Brief: When you reach the line containing "A: Over 30 steps", stop after it; until then, copy each line of the listing exactly, starting with the first.

Dataset excerpts:
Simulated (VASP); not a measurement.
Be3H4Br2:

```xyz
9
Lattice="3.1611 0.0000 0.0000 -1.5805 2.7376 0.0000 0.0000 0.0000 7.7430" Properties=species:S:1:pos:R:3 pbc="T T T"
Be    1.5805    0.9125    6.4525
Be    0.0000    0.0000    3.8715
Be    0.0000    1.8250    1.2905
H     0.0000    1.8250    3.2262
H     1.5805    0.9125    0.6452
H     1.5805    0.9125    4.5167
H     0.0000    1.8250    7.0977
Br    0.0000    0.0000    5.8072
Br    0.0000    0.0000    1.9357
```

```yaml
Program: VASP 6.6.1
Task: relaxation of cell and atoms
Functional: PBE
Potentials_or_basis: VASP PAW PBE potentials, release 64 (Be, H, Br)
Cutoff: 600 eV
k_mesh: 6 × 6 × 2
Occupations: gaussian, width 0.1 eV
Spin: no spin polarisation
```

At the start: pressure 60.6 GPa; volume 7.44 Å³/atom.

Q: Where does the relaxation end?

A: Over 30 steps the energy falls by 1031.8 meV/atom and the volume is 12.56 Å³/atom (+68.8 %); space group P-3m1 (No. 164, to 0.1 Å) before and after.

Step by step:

Expected answer:
Simulated (VASP); not a measurement.
Be3H4Br2:

```xyz
9
Lattice="3.1611 0.0000 0.0000 -1.5805 2.7376 0.0000 0.0000 0.0000 7.7430" Properties=species:S:1:pos:R:3 pbc="T T T"
Be    1.5805    0.9125    6.4525
Be    0.0000    0.0000    3.8715
Be    0.0000    1.8250    1.2905
H     0.0000    1.8250    3.2262
H     1.5805    0.9125    0.6452
H     1.5805    0.9125    4.5167
H     0.0000    1.8250    7.0977
Br    0.0000    0.0000    5.8072
Br    0.0000    0.0000    1.9357
```

```yaml
Program: VASP 6.6.1
Task: relaxation of cell and atoms
Functional: PBE
Potentials_or_basis: VASP PAW PBE potentials, release 64 (Be, H, Br)
Cutoff: 600 eV
k_mesh: 6 × 6 × 2
Occupations: gaussian, width 0.1 eV
Spin: no spin polarisation
```

At the start: pressure 60.6 GPa; volume 7.44 Å³/atom.

Q: Where does the relaxation end?

A: Over 30 steps the energy falls by 1031.8 meV/atom and the volume is 12.56 Å³/atom (+68.8 %); space group P-3m1 (No. 164, to 0.1 Å) before and after.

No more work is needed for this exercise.